Required action
Copy out all of the entries exactly as they appear.

Given entries
╭──
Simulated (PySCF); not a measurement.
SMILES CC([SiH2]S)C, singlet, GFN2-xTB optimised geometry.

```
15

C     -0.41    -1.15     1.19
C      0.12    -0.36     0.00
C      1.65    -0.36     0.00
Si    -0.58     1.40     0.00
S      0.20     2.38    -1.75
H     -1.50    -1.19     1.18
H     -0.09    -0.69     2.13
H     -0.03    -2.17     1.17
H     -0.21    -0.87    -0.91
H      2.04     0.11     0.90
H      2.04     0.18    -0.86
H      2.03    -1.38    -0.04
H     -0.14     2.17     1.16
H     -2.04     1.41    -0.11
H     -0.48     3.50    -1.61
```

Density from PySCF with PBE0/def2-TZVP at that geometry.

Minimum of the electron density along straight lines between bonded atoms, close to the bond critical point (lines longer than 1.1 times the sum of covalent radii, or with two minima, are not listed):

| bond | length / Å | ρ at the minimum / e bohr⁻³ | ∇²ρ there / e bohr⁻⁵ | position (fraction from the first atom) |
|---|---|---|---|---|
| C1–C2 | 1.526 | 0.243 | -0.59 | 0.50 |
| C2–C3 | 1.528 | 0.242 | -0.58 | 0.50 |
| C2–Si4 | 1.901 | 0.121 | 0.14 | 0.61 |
╰──

Response box
Simulated (PySCF); not a measurement.
SMILES CC([SiH2]S)C, singlet, GFN2-xTB optimised geometry.

```
15

C     -0.41    -1.15     1.19
C      0.12    -0.36     0.00
C      1.65    -0.36     0.00
Si    -0.58     1.40     0.00
S      0.20     2.38    -1.75
H     -1.50    -1.19     1.18
H     -0.09    -0.69     2.13
H     -0.03    -2.17     1.17
H     -0.21    -0.87    -0.91
H      2.04     0.11     0.90
H      2.04     0.18    -0.86
H      2.03    -1.38    -0.04
H     -0.14     2.17     1.16
H     -2.04     1.41    -0.11
H     -0.48     3.50    -1.61
```

Density from PySCF with PBE0/def2-TZVP at that geometry.

Minimum of the electron density along straight lines between bonded atoms, close to the bond critical point (lines longer than 1.1 times the sum of covalent radii, or with two minima, are not listed):

| bond | length / Å | ρ at the minimum / e bohr⁻³ | ∇²ρ there / e bohr⁻⁵ | position (fraction from the first atom) |
|---|---|---|---|---|
| C1–C2 | 1.526 | 0.243 | -0.59 | 0.50 |
| C2–C3 | 1.528 | 0.242 | -0.58 | 0.50 |
| C2–Si4 | 1.901 | 0.121 | 0.14 | 0.61 |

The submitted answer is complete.